— TASK ITEM —
Up to and including the line with "Task: Where does the relaxation end?", please reproduce the lines below exactly, beginning with the first.

— DATA LISTING —
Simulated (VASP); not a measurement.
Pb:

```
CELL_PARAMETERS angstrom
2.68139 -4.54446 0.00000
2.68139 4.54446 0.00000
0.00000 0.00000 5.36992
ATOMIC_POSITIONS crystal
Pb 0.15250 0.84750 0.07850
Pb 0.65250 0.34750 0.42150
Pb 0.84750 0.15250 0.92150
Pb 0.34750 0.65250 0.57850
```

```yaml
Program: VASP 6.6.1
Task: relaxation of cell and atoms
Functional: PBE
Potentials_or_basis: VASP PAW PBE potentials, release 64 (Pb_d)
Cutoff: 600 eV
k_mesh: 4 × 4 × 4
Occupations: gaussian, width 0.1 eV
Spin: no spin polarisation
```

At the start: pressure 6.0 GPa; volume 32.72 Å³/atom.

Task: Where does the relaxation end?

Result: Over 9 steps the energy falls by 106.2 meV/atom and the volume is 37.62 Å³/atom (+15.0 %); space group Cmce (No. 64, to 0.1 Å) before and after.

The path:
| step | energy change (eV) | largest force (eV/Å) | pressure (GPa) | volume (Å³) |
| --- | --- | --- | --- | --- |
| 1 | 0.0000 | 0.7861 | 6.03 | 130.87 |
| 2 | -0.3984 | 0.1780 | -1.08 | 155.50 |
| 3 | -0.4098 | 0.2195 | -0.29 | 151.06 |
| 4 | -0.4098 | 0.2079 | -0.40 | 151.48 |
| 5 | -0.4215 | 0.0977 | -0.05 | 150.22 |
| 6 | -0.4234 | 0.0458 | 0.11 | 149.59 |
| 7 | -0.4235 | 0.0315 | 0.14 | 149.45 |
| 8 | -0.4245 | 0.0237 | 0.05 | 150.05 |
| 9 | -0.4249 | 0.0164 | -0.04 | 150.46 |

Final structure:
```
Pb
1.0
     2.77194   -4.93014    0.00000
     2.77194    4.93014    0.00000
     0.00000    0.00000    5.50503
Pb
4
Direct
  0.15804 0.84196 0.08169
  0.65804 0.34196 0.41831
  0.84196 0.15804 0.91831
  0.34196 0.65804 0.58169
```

— EXERCISE SOLUTION —
Simulated (VASP); not a measurement.
Pb:

```
CELL_PARAMETERS angstrom
2.68139 -4.54446 0.00000
2.68139 4.54446 0.00000
0.00000 0.00000 5.36992
ATOMIC_POSITIONS crystal
Pb 0.15250 0.84750 0.07850
Pb 0.65250 0.34750 0.42150
Pb 0.84750 0.15250 0.92150
Pb 0.34750 0.65250 0.57850
```

```yaml
Program: VASP 6.6.1
Task: relaxation of cell and atoms
Functional: PBE
Potentials_or_basis: VASP PAW PBE potentials, release 64 (Pb_d)
Cutoff: 600 eV
k_mesh: 4 × 4 × 4
Occupations: gaussian, width 0.1 eV
Spin: no spin polarisation
```

At the start: pressure 6.0 GPa; volume 32.72 Å³/atom.

Task: Where does the relaxation end?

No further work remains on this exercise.